__________
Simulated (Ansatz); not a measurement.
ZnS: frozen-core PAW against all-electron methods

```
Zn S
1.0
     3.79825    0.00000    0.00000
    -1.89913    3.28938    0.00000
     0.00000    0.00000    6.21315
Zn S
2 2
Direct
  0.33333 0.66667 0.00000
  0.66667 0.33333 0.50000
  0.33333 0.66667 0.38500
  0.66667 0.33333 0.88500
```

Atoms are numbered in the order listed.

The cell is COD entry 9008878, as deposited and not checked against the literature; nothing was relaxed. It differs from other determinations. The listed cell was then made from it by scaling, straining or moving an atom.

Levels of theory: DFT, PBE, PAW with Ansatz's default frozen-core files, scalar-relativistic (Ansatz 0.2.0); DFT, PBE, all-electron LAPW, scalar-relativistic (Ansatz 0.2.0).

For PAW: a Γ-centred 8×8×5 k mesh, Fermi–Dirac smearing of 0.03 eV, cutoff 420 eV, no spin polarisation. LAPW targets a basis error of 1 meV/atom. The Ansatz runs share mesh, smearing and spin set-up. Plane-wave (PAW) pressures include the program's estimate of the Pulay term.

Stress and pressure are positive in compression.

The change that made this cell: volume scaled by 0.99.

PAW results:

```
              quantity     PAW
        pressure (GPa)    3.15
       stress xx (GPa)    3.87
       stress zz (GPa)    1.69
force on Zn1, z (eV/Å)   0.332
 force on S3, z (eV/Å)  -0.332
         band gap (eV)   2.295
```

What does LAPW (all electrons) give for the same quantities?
__________

Task item: Down to the last line, give the records again exactly.

Written reply:
Simulated (Ansatz); not a measurement.
ZnS: frozen-core PAW against all-electron methods

```
Zn S
1.0
     3.79825    0.00000    0.00000
    -1.89913    3.28938    0.00000
     0.00000    0.00000    6.21315
Zn S
2 2
Direct
  0.33333 0.66667 0.00000
  0.66667 0.33333 0.50000
  0.33333 0.66667 0.38500
  0.66667 0.33333 0.88500
```

Atoms are numbered in the order listed.

The cell is COD entry 9008878, as deposited and not checked against the literature; nothing was relaxed. It differs from other determinations. The listed cell was then made from it by scaling, straining or moving an atom.

Levels of theory: DFT, PBE, PAW with Ansatz's default frozen-core files, scalar-relativistic (Ansatz 0.2.0); DFT, PBE, all-electron LAPW, scalar-relativistic (Ansatz 0.2.0).

For PAW: a Γ-centred 8×8×5 k mesh, Fermi–Dirac smearing of 0.03 eV, cutoff 420 eV, no spin polarisation. LAPW targets a basis error of 1 meV/atom. The Ansatz runs share mesh, smearing and spin set-up. Plane-wave (PAW) pressures include the program's estimate of the Pulay term.

Stress and pressure are positive in compression.

The change that made this cell: volume scaled by 0.99.

PAW results:

```
              quantity     PAW
        pressure (GPa)    3.15
       stress xx (GPa)    3.87
       stress zz (GPa)    1.69
force on Zn1, z (eV/Å)   0.332
 force on S3, z (eV/Å)  -0.332
         band gap (eV)   2.295
```

What does LAPW (all electrons) give for the same quantities?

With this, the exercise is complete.